■ **REQUIRED ACTION**
Among the lines below, a stretch begins at the one with "-10.22 | -11.59 |" and ends at the one with "-8.90 | -10.51 |". Repeat that stretch exactly, ends included.

■ **EXCERPTED DATA**
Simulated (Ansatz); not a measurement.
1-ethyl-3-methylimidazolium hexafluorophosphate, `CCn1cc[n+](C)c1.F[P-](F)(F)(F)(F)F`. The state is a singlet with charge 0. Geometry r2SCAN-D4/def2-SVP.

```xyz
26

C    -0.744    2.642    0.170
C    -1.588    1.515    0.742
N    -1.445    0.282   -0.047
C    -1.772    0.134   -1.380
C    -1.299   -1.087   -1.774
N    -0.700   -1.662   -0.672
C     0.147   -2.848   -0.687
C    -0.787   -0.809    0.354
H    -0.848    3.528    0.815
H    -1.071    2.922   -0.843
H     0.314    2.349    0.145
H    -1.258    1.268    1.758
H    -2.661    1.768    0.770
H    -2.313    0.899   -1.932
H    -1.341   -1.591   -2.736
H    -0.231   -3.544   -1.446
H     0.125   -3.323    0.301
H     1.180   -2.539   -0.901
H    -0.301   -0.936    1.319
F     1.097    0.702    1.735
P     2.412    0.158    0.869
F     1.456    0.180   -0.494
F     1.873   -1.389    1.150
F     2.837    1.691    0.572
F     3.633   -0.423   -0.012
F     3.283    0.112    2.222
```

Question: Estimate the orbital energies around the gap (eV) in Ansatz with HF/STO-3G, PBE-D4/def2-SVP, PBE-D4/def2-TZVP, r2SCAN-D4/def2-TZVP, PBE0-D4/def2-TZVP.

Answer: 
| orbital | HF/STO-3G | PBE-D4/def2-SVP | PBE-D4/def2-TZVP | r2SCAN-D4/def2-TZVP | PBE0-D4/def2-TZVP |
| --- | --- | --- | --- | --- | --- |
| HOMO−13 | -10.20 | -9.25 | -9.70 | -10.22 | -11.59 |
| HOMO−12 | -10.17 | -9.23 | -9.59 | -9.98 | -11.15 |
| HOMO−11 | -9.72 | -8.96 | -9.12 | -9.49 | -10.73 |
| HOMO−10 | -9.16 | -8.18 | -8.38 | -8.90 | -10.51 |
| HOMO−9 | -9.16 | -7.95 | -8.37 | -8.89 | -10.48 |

■ **EXPECTED ANSWER**
| HOMO−13 | -10.20 | -9.25 | -9.70 | -10.22 | -11.59 |
| HOMO−12 | -10.17 | -9.23 | -9.59 | -9.98 | -11.15 |
| HOMO−11 | -9.72 | -8.96 | -9.12 | -9.49 | -10.73 |
| HOMO−10 | -9.16 | -8.18 | -8.38 | -8.90 | -10.51 |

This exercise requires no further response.